**REQUIRED ACTION**
Your output should be the lines of the data that follow, reproduced exactly from the first through the line bearing "Largest T1 diagnostic".

DATA START

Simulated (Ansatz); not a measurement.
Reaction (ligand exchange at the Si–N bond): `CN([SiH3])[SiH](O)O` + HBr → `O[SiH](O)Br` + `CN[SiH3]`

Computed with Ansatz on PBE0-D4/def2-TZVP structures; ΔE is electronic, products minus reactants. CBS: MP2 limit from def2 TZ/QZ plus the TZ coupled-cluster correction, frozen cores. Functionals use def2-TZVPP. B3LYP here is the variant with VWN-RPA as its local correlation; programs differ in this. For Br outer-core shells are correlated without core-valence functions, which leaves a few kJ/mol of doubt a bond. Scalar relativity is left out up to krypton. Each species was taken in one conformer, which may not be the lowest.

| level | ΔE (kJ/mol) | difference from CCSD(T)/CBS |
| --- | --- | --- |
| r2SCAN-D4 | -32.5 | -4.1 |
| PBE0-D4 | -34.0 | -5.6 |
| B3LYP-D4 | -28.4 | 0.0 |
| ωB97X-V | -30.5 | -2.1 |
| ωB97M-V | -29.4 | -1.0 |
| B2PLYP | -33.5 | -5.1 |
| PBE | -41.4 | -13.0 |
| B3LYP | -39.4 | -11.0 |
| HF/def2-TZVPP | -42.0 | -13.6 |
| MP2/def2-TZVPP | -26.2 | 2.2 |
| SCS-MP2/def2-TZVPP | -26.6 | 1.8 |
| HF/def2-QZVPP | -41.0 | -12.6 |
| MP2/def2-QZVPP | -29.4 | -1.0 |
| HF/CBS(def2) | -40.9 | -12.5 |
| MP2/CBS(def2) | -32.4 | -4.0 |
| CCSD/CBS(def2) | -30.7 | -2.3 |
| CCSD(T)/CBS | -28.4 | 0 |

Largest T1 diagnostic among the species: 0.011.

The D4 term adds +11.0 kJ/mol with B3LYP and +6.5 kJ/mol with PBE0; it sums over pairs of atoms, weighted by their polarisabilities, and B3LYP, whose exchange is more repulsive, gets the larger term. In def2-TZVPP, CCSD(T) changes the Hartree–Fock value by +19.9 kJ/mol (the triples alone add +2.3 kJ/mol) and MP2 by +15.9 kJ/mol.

DATA END

**TASK SOLUTION**
Simulated (Ansatz); not a measurement.
Reaction (ligand exchange at the Si–N bond): `CN([SiH3])[SiH](O)O` + HBr → `O[SiH](O)Br` + `CN[SiH3]`

Computed with Ansatz on PBE0-D4/def2-TZVP structures; ΔE is electronic, products minus reactants. CBS: MP2 limit from def2 TZ/QZ plus the TZ coupled-cluster correction, frozen cores. Functionals use def2-TZVPP. B3LYP here is the variant with VWN-RPA as its local correlation; programs differ in this. For Br outer-core shells are correlated without core-valence functions, which leaves a few kJ/mol of doubt a bond. Scalar relativity is left out up to krypton. Each species was taken in one conformer, which may not be the lowest.

| level | ΔE (kJ/mol) | difference from CCSD(T)/CBS |
| --- | --- | --- |
| r2SCAN-D4 | -32.5 | -4.1 |
| PBE0-D4 | -34.0 | -5.6 |
| B3LYP-D4 | -28.4 | 0.0 |
| ωB97X-V | -30.5 | -2.1 |
| ωB97M-V | -29.4 | -1.0 |
| B2PLYP | -33.5 | -5.1 |
| PBE | -41.4 | -13.0 |
| B3LYP | -39.4 | -11.0 |
| HF/def2-TZVPP | -42.0 | -13.6 |
| MP2/def2-TZVPP | -26.2 | 2.2 |
| SCS-MP2/def2-TZVPP | -26.6 | 1.8 |
| HF/def2-QZVPP | -41.0 | -12.6 |
| MP2/def2-QZVPP | -29.4 | -1.0 |
| HF/CBS(def2) | -40.9 | -12.5 |
| MP2/CBS(def2) | -32.4 | -4.0 |
| CCSD/CBS(def2) | -30.7 | -2.3 |
| CCSD(T)/CBS | -28.4 | 0 |

Largest T1 diagnostic among the species: 0.011.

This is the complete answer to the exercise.